• **Action item**
Nothing but the lines from the top of the following entries through the line with "Question: Where does the relaxation end?" should be printed, exactly as they are.

• **Available data**
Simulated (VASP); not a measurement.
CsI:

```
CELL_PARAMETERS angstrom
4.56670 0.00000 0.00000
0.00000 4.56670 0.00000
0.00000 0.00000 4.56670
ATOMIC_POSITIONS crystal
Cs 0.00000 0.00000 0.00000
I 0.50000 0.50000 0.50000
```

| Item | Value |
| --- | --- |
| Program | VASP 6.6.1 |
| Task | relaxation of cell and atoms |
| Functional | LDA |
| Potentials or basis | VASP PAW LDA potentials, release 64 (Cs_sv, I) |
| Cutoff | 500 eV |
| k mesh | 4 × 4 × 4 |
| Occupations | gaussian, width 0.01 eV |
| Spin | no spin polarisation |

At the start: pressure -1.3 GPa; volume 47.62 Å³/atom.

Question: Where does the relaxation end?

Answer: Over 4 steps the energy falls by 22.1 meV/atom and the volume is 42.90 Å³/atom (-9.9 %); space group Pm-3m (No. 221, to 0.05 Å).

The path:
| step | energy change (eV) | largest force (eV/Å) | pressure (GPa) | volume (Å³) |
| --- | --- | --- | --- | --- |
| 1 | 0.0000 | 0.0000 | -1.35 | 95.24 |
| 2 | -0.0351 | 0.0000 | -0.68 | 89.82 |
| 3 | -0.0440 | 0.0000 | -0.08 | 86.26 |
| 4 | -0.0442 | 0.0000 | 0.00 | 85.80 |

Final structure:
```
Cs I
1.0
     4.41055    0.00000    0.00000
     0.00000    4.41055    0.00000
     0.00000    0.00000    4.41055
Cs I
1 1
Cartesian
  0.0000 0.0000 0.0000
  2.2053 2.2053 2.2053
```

• **Response box**
Simulated (VASP); not a measurement.
CsI:

```
CELL_PARAMETERS angstrom
4.56670 0.00000 0.00000
0.00000 4.56670 0.00000
0.00000 0.00000 4.56670
ATOMIC_POSITIONS crystal
Cs 0.00000 0.00000 0.00000
I 0.50000 0.50000 0.50000
```

| Item | Value |
| --- | --- |
| Program | VASP 6.6.1 |
| Task | relaxation of cell and atoms |
| Functional | LDA |
| Potentials or basis | VASP PAW LDA potentials, release 64 (Cs_sv, I) |
| Cutoff | 500 eV |
| k mesh | 4 × 4 × 4 |
| Occupations | gaussian, width 0.01 eV |
| Spin | no spin polarisation |

At the start: pressure -1.3 GPa; volume 47.62 Å³/atom.

Question: Where does the relaxation end?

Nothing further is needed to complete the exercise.